WORK TASK -> Write the data out again in full, with no departure from the original.

---------------
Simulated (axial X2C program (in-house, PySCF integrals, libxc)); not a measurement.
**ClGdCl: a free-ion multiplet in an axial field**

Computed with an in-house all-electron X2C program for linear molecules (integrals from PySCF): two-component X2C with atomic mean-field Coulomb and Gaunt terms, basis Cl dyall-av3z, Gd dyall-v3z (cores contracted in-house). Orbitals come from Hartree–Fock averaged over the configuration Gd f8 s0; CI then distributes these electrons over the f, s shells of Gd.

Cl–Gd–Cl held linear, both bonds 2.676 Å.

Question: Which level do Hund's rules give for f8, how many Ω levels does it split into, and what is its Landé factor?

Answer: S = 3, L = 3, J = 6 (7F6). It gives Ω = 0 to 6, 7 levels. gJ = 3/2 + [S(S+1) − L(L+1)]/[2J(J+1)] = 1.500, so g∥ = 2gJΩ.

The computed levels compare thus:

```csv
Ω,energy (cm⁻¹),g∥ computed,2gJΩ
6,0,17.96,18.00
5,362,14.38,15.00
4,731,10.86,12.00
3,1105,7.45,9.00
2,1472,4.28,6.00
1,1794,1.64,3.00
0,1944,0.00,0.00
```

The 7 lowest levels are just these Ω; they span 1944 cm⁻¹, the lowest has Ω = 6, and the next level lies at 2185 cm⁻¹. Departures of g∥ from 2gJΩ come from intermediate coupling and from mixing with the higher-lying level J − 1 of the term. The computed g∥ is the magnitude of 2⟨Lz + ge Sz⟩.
---------------

RESPONSE BOX ->
Simulated (axial X2C program (in-house, PySCF integrals, libxc)); not a measurement.
**ClGdCl: a free-ion multiplet in an axial field**

Computed with an in-house all-electron X2C program for linear molecules (integrals from PySCF): two-component X2C with atomic mean-field Coulomb and Gaunt terms, basis Cl dyall-av3z, Gd dyall-v3z (cores contracted in-house). Orbitals come from Hartree–Fock averaged over the configuration Gd f8 s0; CI then distributes these electrons over the f, s shells of Gd.

Cl–Gd–Cl held linear, both bonds 2.676 Å.

Question: Which level do Hund's rules give for f8, how many Ω levels does it split into, and what is its Landé factor?

Answer: S = 3, L = 3, J = 6 (7F6). It gives Ω = 0 to 6, 7 levels. gJ = 3/2 + [S(S+1) − L(L+1)]/[2J(J+1)] = 1.500, so g∥ = 2gJΩ.

The computed levels compare thus:

```csv
Ω,energy (cm⁻¹),g∥ computed,2gJΩ
6,0,17.96,18.00
5,362,14.38,15.00
4,731,10.86,12.00
3,1105,7.45,9.00
2,1472,4.28,6.00
1,1794,1.64,3.00
0,1944,0.00,0.00
```

The 7 lowest levels are just these Ω; they span 1944 cm⁻¹, the lowest has Ω = 6, and the next level lies at 2185 cm⁻¹. Departures of g∥ from 2gJΩ come from intermediate coupling and from mixing with the higher-lying level J − 1 of the term. The computed g∥ is the magnitude of 2⟨Lz + ge Sz⟩.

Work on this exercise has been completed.